**Source material:**
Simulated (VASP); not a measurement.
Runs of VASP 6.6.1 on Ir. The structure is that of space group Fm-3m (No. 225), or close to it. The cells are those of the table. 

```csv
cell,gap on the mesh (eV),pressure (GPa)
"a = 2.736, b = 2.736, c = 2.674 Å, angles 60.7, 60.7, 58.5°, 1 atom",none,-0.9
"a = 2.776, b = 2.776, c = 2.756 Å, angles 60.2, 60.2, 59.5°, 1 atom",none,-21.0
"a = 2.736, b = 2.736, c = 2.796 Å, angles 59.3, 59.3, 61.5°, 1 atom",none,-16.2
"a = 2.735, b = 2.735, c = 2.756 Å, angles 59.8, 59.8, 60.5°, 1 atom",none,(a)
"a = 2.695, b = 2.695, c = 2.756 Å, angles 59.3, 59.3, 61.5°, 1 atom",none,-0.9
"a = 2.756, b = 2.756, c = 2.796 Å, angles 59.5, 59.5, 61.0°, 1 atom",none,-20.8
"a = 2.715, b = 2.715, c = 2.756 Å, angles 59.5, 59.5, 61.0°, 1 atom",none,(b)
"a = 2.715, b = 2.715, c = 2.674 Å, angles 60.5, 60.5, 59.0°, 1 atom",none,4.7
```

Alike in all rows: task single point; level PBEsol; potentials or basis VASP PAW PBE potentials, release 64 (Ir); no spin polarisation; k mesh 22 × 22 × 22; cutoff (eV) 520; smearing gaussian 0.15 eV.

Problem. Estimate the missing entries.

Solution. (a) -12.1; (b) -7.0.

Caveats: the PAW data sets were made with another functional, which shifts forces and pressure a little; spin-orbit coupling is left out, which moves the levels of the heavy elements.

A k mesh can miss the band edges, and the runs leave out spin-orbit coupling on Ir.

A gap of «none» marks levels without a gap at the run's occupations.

**Work item:** What is needed is an exact copy of the entries above, from the first line through the line holding "A k mesh can", with both of those lines kept; please give nothing else.

**Task answer:**
Simulated (VASP); not a measurement.
Runs of VASP 6.6.1 on Ir. The structure is that of space group Fm-3m (No. 225), or close to it. The cells are those of the table. 

```csv
cell,gap on the mesh (eV),pressure (GPa)
"a = 2.736, b = 2.736, c = 2.674 Å, angles 60.7, 60.7, 58.5°, 1 atom",none,-0.9
"a = 2.776, b = 2.776, c = 2.756 Å, angles 60.2, 60.2, 59.5°, 1 atom",none,-21.0
"a = 2.736, b = 2.736, c = 2.796 Å, angles 59.3, 59.3, 61.5°, 1 atom",none,-16.2
"a = 2.735, b = 2.735, c = 2.756 Å, angles 59.8, 59.8, 60.5°, 1 atom",none,(a)
"a = 2.695, b = 2.695, c = 2.756 Å, angles 59.3, 59.3, 61.5°, 1 atom",none,-0.9
"a = 2.756, b = 2.756, c = 2.796 Å, angles 59.5, 59.5, 61.0°, 1 atom",none,-20.8
"a = 2.715, b = 2.715, c = 2.756 Å, angles 59.5, 59.5, 61.0°, 1 atom",none,(b)
"a = 2.715, b = 2.715, c = 2.674 Å, angles 60.5, 60.5, 59.0°, 1 atom",none,4.7
```

Alike in all rows: task single point; level PBEsol; potentials or basis VASP PAW PBE potentials, release 64 (Ir); no spin polarisation; k mesh 22 × 22 × 22; cutoff (eV) 520; smearing gaussian 0.15 eV.

Problem. Estimate the missing entries.

Solution. (a) -12.1; (b) -7.0.

Caveats: the PAW data sets were made with another functional, which shifts forces and pressure a little; spin-orbit coupling is left out, which moves the levels of the heavy elements.

A k mesh can miss the band edges, and the runs leave out spin-orbit coupling on Ir.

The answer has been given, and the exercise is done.